WORK ITEM:
Please copy the lines below exactly, from the first one through the line showing "Run this with".

EXTRACTED MATERIAL:

◆ ◆ ◆ ◆

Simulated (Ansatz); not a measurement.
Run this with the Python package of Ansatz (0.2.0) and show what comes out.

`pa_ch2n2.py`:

◆ ◆ ◆ ◆

TASK OUTPUT:
Simulated (Ansatz); not a measurement.
Run this with the Python package of Ansatz (0.2.0) and show what comes out.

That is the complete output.